Given entries
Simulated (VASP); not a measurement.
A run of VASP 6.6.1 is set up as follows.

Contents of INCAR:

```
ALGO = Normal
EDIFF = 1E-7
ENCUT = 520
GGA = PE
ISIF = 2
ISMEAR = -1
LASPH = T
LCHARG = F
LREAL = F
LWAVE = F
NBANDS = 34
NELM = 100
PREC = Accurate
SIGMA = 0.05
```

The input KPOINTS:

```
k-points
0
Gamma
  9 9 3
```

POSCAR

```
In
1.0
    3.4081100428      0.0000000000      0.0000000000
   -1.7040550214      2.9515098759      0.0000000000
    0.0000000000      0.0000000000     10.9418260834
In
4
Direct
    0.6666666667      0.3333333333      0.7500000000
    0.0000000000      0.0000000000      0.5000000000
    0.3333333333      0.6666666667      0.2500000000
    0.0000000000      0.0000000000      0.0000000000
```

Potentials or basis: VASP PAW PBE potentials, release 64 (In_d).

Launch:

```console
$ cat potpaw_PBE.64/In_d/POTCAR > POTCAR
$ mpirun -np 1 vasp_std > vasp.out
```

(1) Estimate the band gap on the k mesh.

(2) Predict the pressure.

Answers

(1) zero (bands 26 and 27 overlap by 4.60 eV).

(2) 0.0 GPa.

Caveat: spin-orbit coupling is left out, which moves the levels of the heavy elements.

Work item
Your job is to print all of the material again, word for word.

Answer area
Simulated (VASP); not a measurement.
A run of VASP 6.6.1 is set up as follows.

Contents of INCAR:

```
ALGO = Normal
EDIFF = 1E-7
ENCUT = 520
GGA = PE
ISIF = 2
ISMEAR = -1
LASPH = T
LCHARG = F
LREAL = F
LWAVE = F
NBANDS = 34
NELM = 100
PREC = Accurate
SIGMA = 0.05
```

The input KPOINTS:

```
k-points
0
Gamma
  9 9 3
```

POSCAR

```
In
1.0
    3.4081100428      0.0000000000      0.0000000000
   -1.7040550214      2.9515098759      0.0000000000
    0.0000000000      0.0000000000     10.9418260834
In
4
Direct
    0.6666666667      0.3333333333      0.7500000000
    0.0000000000      0.0000000000      0.5000000000
    0.3333333333      0.6666666667      0.2500000000
    0.0000000000      0.0000000000      0.0000000000
```

Potentials or basis: VASP PAW PBE potentials, release 64 (In_d).

Launch:

```console
$ cat potpaw_PBE.64/In_d/POTCAR > POTCAR
$ mpirun -np 1 vasp_std > vasp.out
```

(1) Estimate the band gap on the k mesh.

(2) Predict the pressure.

Answers

(1) zero (bands 26 and 27 overlap by 4.60 eV).

(2) 0.0 GPa.

Caveat: spin-orbit coupling is left out, which moves the levels of the heavy elements.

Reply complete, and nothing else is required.